+--
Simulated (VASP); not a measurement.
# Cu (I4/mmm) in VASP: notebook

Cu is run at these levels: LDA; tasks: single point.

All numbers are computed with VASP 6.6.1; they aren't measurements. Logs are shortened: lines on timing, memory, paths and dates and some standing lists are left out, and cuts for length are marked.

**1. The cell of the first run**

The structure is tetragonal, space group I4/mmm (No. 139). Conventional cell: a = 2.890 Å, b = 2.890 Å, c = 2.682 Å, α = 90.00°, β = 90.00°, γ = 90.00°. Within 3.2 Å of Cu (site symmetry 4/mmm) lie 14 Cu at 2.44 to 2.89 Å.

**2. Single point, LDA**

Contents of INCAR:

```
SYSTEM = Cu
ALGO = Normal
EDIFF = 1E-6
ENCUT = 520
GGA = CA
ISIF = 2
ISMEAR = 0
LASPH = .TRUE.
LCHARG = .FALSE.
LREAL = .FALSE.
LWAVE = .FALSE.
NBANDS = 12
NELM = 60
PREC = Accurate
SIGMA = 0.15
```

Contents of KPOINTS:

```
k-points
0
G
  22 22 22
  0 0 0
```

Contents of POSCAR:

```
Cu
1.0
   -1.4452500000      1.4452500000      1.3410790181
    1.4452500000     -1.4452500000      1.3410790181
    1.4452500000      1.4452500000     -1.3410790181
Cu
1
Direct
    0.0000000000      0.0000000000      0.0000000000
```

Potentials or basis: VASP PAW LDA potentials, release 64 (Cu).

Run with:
+--

→ **Required action**
From the first line to the last, output the records word for word.

→ **Task answer**
Simulated (VASP); not a measurement.
# Cu (I4/mmm) in VASP: notebook

Cu is run at these levels: LDA; tasks: single point.

All numbers are computed with VASP 6.6.1; they aren't measurements. Logs are shortened: lines on timing, memory, paths and dates and some standing lists are left out, and cuts for length are marked.

**1. The cell of the first run**

The structure is tetragonal, space group I4/mmm (No. 139). Conventional cell: a = 2.890 Å, b = 2.890 Å, c = 2.682 Å, α = 90.00°, β = 90.00°, γ = 90.00°. Within 3.2 Å of Cu (site symmetry 4/mmm) lie 14 Cu at 2.44 to 2.89 Å.

**2. Single point, LDA**

Contents of INCAR:

```
SYSTEM = Cu
ALGO = Normal
EDIFF = 1E-6
ENCUT = 520
GGA = CA
ISIF = 2
ISMEAR = 0
LASPH = .TRUE.
LCHARG = .FALSE.
LREAL = .FALSE.
LWAVE = .FALSE.
NBANDS = 12
NELM = 60
PREC = Accurate
SIGMA = 0.15
```

Contents of KPOINTS:

```
k-points
0
G
  22 22 22
  0 0 0
```

Contents of POSCAR:

```
Cu
1.0
   -1.4452500000      1.4452500000      1.3410790181
    1.4452500000     -1.4452500000      1.3410790181
    1.4452500000      1.4452500000     -1.3410790181
Cu
1
Direct
    0.0000000000      0.0000000000      0.0000000000
```

Potentials or basis: VASP PAW LDA potentials, release 64 (Cu).

Run with:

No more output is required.